| Action item |
Write out each record a second time, exactly.

═════ Records provided

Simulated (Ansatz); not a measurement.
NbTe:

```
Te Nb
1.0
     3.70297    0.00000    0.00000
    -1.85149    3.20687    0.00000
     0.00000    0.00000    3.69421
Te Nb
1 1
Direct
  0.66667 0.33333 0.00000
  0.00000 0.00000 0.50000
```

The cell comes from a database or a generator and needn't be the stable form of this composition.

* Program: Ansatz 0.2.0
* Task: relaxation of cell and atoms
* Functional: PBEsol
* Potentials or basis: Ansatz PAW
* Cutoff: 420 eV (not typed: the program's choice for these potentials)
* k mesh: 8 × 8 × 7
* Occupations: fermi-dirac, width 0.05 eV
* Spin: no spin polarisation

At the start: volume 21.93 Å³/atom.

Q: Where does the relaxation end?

══════════

| Task answer |
Simulated (Ansatz); not a measurement.
NbTe:

```
Te Nb
1.0
     3.70297    0.00000    0.00000
    -1.85149    3.20687    0.00000
     0.00000    0.00000    3.69421
Te Nb
1 1
Direct
  0.66667 0.33333 0.00000
  0.00000 0.00000 0.50000
```

The cell comes from a database or a generator and needn't be the stable form of this composition.

* Program: Ansatz 0.2.0
* Task: relaxation of cell and atoms
* Functional: PBEsol
* Potentials or basis: Ansatz PAW
* Cutoff: 420 eV (not typed: the program's choice for these potentials)
* k mesh: 8 × 8 × 7
* Occupations: fermi-dirac, width 0.05 eV
* Spin: no spin polarisation

At the start: volume 21.93 Å³/atom.

Q: Where does the relaxation end?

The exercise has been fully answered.